#### Requirement
Restate all of the data below word for word.

#### Excerpted data
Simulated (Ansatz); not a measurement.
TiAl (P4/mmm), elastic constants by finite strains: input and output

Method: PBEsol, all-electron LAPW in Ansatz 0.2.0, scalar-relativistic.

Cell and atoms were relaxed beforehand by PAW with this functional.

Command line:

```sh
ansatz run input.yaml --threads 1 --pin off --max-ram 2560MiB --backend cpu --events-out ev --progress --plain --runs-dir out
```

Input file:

#### Task result
Simulated (Ansatz); not a measurement.
TiAl (P4/mmm), elastic constants by finite strains: input and output

Method: PBEsol, all-electron LAPW in Ansatz 0.2.0, scalar-relativistic.

Cell and atoms were relaxed beforehand by PAW with this functional.

Command line:

```sh
ansatz run input.yaml --threads 1 --pin off --max-ram 2560MiB --backend cpu --events-out ev --progress --plain --runs-dir out
```

Input file:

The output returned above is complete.